Give the lines of the material verbatim, from the first line to the line with "Simulation results for", including both.

==============================

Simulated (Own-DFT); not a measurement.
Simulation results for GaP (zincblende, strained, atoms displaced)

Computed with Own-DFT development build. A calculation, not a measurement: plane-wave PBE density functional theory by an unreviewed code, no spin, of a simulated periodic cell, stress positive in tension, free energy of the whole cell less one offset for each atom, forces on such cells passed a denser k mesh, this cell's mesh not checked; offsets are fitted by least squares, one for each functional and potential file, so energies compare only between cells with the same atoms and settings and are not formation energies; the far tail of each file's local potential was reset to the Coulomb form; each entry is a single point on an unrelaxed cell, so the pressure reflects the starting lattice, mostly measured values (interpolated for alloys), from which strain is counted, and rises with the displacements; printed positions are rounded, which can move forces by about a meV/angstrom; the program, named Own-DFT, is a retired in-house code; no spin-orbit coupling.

==============================

• **REPLY**
Simulated (Own-DFT); not a measurement.
Simulation results for GaP (zincblende, strained, atoms displaced)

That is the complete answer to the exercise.